# # # # #

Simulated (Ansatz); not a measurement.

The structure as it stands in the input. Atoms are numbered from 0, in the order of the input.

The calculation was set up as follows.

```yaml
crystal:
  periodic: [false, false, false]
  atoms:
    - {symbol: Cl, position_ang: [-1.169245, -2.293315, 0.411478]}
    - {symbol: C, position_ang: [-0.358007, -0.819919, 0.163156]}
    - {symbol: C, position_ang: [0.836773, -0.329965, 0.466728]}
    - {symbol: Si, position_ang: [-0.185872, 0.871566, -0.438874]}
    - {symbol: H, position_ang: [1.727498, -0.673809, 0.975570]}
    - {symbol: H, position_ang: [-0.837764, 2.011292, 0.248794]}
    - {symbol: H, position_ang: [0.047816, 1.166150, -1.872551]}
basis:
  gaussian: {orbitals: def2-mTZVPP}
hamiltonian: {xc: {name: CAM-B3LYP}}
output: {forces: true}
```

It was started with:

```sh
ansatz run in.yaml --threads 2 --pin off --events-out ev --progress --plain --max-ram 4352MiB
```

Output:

# # # # #

= Requirement =
Set every line of the data down again, word for word.

= Response area =
Simulated (Ansatz); not a measurement.

The structure as it stands in the input. Atoms are numbered from 0, in the order of the input.

The calculation was set up as follows.

```yaml
crystal:
  periodic: [false, false, false]
  atoms:
    - {symbol: Cl, position_ang: [-1.169245, -2.293315, 0.411478]}
    - {symbol: C, position_ang: [-0.358007, -0.819919, 0.163156]}
    - {symbol: C, position_ang: [0.836773, -0.329965, 0.466728]}
    - {symbol: Si, position_ang: [-0.185872, 0.871566, -0.438874]}
    - {symbol: H, position_ang: [1.727498, -0.673809, 0.975570]}
    - {symbol: H, position_ang: [-0.837764, 2.011292, 0.248794]}
    - {symbol: H, position_ang: [0.047816, 1.166150, -1.872551]}
basis:
  gaussian: {orbitals: def2-mTZVPP}
hamiltonian: {xc: {name: CAM-B3LYP}}
output: {forces: true}
```

It was started with:

```sh
ansatz run in.yaml --threads 2 --pin off --events-out ev --progress --plain --max-ram 4352MiB
```

Output:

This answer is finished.